> **Brief**: Output the listing exactly, leaving nothing out.

> **Source material**:
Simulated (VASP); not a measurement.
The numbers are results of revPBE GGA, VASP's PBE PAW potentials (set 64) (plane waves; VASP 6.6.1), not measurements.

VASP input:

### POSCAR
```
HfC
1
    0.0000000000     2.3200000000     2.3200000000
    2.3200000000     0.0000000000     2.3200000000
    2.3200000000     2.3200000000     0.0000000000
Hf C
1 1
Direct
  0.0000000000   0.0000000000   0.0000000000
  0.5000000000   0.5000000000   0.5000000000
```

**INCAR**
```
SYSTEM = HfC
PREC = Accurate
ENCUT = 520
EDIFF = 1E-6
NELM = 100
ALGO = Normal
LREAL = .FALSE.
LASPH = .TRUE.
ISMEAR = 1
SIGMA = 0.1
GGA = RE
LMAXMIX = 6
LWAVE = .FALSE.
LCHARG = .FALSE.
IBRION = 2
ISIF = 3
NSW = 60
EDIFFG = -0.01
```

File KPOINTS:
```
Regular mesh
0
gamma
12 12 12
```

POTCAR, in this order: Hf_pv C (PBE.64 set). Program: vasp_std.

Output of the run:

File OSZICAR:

> **Response box**:
Simulated (VASP); not a measurement.
The numbers are results of revPBE GGA, VASP's PBE PAW potentials (set 64) (plane waves; VASP 6.6.1), not measurements.

VASP input:

### POSCAR
```
HfC
1
    0.0000000000     2.3200000000     2.3200000000
    2.3200000000     0.0000000000     2.3200000000
    2.3200000000     2.3200000000     0.0000000000
Hf C
1 1
Direct
  0.0000000000   0.0000000000   0.0000000000
  0.5000000000   0.5000000000   0.5000000000
```

**INCAR**
```
SYSTEM = HfC
PREC = Accurate
ENCUT = 520
EDIFF = 1E-6
NELM = 100
ALGO = Normal
LREAL = .FALSE.
LASPH = .TRUE.
ISMEAR = 1
SIGMA = 0.1
GGA = RE
LMAXMIX = 6
LWAVE = .FALSE.
LCHARG = .FALSE.
IBRION = 2
ISIF = 3
NSW = 60
EDIFFG = -0.01
```

File KPOINTS:
```
Regular mesh
0
gamma
12 12 12
```

POTCAR, in this order: Hf_pv C (PBE.64 set). Program: vasp_std.

Output of the run:

File OSZICAR:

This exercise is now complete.